■ Work order:
Take the records below from their first line to the line with "Answer: Pressure 4.6", and restate those lines word for word.

● ● ● ●

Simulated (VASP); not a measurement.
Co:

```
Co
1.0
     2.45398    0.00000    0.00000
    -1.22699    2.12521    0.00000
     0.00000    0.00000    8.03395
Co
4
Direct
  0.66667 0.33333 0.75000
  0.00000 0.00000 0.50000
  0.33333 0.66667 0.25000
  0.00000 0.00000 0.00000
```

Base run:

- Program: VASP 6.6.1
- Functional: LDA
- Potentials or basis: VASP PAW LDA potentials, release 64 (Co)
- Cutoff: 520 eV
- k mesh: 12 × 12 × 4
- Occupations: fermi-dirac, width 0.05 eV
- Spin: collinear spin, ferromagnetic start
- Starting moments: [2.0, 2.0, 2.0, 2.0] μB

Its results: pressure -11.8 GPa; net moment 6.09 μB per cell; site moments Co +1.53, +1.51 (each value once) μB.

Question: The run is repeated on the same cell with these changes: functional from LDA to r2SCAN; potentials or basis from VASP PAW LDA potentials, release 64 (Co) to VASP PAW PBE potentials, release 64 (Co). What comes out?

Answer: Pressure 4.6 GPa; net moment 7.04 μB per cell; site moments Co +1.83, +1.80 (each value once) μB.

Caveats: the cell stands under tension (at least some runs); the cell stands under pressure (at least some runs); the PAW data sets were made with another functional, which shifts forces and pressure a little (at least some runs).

● ● ● ●

■ Response area:
Simulated (VASP); not a measurement.
Co:

```
Co
1.0
     2.45398    0.00000    0.00000
    -1.22699    2.12521    0.00000
     0.00000    0.00000    8.03395
Co
4
Direct
  0.66667 0.33333 0.75000
  0.00000 0.00000 0.50000
  0.33333 0.66667 0.25000
  0.00000 0.00000 0.00000
```

Base run:

- Program: VASP 6.6.1
- Functional: LDA
- Potentials or basis: VASP PAW LDA potentials, release 64 (Co)
- Cutoff: 520 eV
- k mesh: 12 × 12 × 4
- Occupations: fermi-dirac, width 0.05 eV
- Spin: collinear spin, ferromagnetic start
- Starting moments: [2.0, 2.0, 2.0, 2.0] μB

Its results: pressure -11.8 GPa; net moment 6.09 μB per cell; site moments Co +1.53, +1.51 (each value once) μB.

Question: The run is repeated on the same cell with these changes: functional from LDA to r2SCAN; potentials or basis from VASP PAW LDA potentials, release 64 (Co) to VASP PAW PBE potentials, release 64 (Co). What comes out?

Answer: Pressure 4.6 GPa; net moment 7.04 μB per cell; site moments Co +1.83, +1.80 (each value once) μB.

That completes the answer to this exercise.